**WORK INSTRUCTION**
Up to and including the line containing "Q: How long", retype each line of the listing below exactly, beginning with the first.

======== SUPPLIED DATA ========

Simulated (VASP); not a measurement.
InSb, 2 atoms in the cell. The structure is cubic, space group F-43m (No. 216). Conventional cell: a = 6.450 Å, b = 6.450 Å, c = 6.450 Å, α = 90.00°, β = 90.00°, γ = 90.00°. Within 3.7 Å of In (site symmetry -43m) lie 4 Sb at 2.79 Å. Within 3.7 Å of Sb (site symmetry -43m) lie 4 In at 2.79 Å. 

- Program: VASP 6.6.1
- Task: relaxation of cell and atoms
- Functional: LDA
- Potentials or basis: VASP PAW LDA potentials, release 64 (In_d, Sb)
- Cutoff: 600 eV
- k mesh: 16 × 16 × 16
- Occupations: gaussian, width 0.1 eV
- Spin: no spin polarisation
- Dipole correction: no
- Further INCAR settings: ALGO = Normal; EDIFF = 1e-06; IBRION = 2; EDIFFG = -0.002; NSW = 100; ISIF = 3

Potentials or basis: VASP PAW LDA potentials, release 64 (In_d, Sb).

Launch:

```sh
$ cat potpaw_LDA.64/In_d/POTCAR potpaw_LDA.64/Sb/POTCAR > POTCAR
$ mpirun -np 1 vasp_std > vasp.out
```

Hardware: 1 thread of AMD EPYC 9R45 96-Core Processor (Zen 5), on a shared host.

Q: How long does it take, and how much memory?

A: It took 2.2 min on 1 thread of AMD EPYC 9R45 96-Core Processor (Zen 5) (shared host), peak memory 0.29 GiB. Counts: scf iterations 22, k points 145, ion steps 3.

========

**ANSWER BOX**
Simulated (VASP); not a measurement.
InSb, 2 atoms in the cell. The structure is cubic, space group F-43m (No. 216). Conventional cell: a = 6.450 Å, b = 6.450 Å, c = 6.450 Å, α = 90.00°, β = 90.00°, γ = 90.00°. Within 3.7 Å of In (site symmetry -43m) lie 4 Sb at 2.79 Å. Within 3.7 Å of Sb (site symmetry -43m) lie 4 In at 2.79 Å. 

- Program: VASP 6.6.1
- Task: relaxation of cell and atoms
- Functional: LDA
- Potentials or basis: VASP PAW LDA potentials, release 64 (In_d, Sb)
- Cutoff: 600 eV
- k mesh: 16 × 16 × 16
- Occupations: gaussian, width 0.1 eV
- Spin: no spin polarisation
- Dipole correction: no
- Further INCAR settings: ALGO = Normal; EDIFF = 1e-06; IBRION = 2; EDIFFG = -0.002; NSW = 100; ISIF = 3

Potentials or basis: VASP PAW LDA potentials, release 64 (In_d, Sb).

Launch:

```sh
$ cat potpaw_LDA.64/In_d/POTCAR potpaw_LDA.64/Sb/POTCAR > POTCAR
$ mpirun -np 1 vasp_std > vasp.out
```

Hardware: 1 thread of AMD EPYC 9R45 96-Core Processor (Zen 5), on a shared host.

Q: How long does it take, and how much memory?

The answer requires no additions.